== Action item ==
Without leaving out a single line, restate the entries below exactly.

(Data extracts)

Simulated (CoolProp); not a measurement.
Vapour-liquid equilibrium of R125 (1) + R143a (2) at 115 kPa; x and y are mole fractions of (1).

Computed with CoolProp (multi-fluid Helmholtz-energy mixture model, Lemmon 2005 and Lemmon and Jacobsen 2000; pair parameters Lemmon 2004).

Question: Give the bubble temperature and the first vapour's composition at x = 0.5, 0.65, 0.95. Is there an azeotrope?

(End Data extracts)

== Result ==
Simulated (CoolProp); not a measurement.
Vapour-liquid equilibrium of R125 (1) + R143a (2) at 115 kPa; x and y are mole fractions of (1).

Computed with CoolProp (multi-fluid Helmholtz-energy mixture model, Lemmon 2005 and Lemmon and Jacobsen 2000; pair parameters Lemmon 2004).

Question: Give the bubble temperature and the first vapour's composition at x = 0.5, 0.65, 0.95. Is there an azeotrope?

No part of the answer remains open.